◆ **Data shown**
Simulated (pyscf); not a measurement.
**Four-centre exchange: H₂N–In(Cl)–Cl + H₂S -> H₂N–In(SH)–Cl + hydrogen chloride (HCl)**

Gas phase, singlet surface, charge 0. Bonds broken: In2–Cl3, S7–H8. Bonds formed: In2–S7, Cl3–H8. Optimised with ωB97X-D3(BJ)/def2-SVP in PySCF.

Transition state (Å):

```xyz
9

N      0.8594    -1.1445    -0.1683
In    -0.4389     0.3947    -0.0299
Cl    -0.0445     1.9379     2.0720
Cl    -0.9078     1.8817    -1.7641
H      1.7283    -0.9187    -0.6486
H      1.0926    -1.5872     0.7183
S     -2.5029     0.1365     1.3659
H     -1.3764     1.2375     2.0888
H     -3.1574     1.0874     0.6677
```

◆ **Work item**
All of the data above should be output exactly.

◆ **Solution**
Simulated (pyscf); not a measurement.
**Four-centre exchange: H₂N–In(Cl)–Cl + H₂S -> H₂N–In(SH)–Cl + hydrogen chloride (HCl)**

Gas phase, singlet surface, charge 0. Bonds broken: In2–Cl3, S7–H8. Bonds formed: In2–S7, Cl3–H8. Optimised with ωB97X-D3(BJ)/def2-SVP in PySCF.

Transition state (Å):

```xyz
9

N      0.8594    -1.1445    -0.1683
In    -0.4389     0.3947    -0.0299
Cl    -0.0445     1.9379     2.0720
Cl    -0.9078     1.8817    -1.7641
H      1.7283    -0.9187    -0.6486
H      1.0926    -1.5872     0.7183
S     -2.5029     0.1365     1.3659
H     -1.3764     1.2375     2.0888
H     -3.1574     1.0874     0.6677
```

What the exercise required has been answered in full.